=== Section Start ===
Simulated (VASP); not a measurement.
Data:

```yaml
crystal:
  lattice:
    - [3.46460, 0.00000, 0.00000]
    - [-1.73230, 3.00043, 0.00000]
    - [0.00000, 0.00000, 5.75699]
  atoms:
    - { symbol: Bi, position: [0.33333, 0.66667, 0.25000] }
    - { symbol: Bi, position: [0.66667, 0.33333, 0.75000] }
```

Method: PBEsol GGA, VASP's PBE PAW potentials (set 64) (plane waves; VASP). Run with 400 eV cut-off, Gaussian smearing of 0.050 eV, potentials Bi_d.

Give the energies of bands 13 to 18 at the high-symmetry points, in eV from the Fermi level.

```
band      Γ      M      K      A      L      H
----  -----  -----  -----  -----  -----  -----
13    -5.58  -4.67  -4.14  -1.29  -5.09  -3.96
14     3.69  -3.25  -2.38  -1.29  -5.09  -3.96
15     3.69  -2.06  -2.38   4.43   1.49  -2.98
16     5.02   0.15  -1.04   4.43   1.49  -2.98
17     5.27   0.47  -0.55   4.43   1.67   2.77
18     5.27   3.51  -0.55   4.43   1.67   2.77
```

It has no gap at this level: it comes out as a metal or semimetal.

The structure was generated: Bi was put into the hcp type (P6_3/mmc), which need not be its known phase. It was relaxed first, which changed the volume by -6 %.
=== Section End ===

_WORK TASK_: Everything from the first line above up to and including the line that contains "Method: PBEsol GGA, VASP's" should be printed exactly; please print only that.

_YOUR SOLUTION_:
Simulated (VASP); not a measurement.
Data:

```yaml
crystal:
  lattice:
    - [3.46460, 0.00000, 0.00000]
    - [-1.73230, 3.00043, 0.00000]
    - [0.00000, 0.00000, 5.75699]
  atoms:
    - { symbol: Bi, position: [0.33333, 0.66667, 0.25000] }
    - { symbol: Bi, position: [0.66667, 0.33333, 0.75000] }
```

Method: PBEsol GGA, VASP's PBE PAW potentials (set 64) (plane waves; VASP). Run with 400 eV cut-off, Gaussian smearing of 0.050 eV, potentials Bi_d.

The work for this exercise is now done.